====== Input data

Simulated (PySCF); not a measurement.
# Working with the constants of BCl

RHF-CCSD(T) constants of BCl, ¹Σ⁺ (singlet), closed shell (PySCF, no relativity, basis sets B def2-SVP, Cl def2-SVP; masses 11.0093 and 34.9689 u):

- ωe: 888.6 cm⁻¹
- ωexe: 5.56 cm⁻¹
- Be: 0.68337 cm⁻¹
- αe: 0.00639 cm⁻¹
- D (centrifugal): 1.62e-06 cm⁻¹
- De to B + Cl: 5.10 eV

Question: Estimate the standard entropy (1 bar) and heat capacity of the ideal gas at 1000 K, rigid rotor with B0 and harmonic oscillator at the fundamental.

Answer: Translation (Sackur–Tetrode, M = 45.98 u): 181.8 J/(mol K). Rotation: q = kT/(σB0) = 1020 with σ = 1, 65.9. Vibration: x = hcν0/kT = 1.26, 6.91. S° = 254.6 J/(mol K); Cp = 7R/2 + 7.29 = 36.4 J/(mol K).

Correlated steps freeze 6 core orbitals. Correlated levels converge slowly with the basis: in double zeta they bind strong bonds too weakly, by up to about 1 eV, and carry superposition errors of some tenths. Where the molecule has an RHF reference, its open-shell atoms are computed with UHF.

============

> [Activity]:
From the first line through the last, give the data above again exactly.

> [Task response]:
Simulated (PySCF); not a measurement.
# Working with the constants of BCl

RHF-CCSD(T) constants of BCl, ¹Σ⁺ (singlet), closed shell (PySCF, no relativity, basis sets B def2-SVP, Cl def2-SVP; masses 11.0093 and 34.9689 u):

- ωe: 888.6 cm⁻¹
- ωexe: 5.56 cm⁻¹
- Be: 0.68337 cm⁻¹
- αe: 0.00639 cm⁻¹
- D (centrifugal): 1.62e-06 cm⁻¹
- De to B + Cl: 5.10 eV

Question: Estimate the standard entropy (1 bar) and heat capacity of the ideal gas at 1000 K, rigid rotor with B0 and harmonic oscillator at the fundamental.

Answer: Translation (Sackur–Tetrode, M = 45.98 u): 181.8 J/(mol K). Rotation: q = kT/(σB0) = 1020 with σ = 1, 65.9. Vibration: x = hcν0/kT = 1.26, 6.91. S° = 254.6 J/(mol K); Cp = 7R/2 + 7.29 = 36.4 J/(mol K).

Correlated steps freeze 6 core orbitals. Correlated levels converge slowly with the basis: in double zeta they bind strong bonds too weakly, by up to about 1 eV, and carry superposition errors of some tenths. Where the molecule has an RHF reference, its open-shell atoms are computed with UHF.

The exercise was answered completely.